Material provided START

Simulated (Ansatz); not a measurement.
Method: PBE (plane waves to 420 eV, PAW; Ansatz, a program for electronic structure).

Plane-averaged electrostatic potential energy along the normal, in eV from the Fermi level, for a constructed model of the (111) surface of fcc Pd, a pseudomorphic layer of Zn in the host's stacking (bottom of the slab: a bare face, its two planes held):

Material provided END

▶ Work instruction
Create a word-for-word copy of the whole listing.

▶ Result
Simulated (Ansatz); not a measurement.
Method: PBE (plane waves to 420 eV, PAW; Ansatz, a program for electronic structure).

Plane-averaged electrostatic potential energy along the normal, in eV from the Fermi level, for a constructed model of the (111) surface of fcc Pd, a pseudomorphic layer of Zn in the host's stacking (bottom of the slab: a bare face, its two planes held):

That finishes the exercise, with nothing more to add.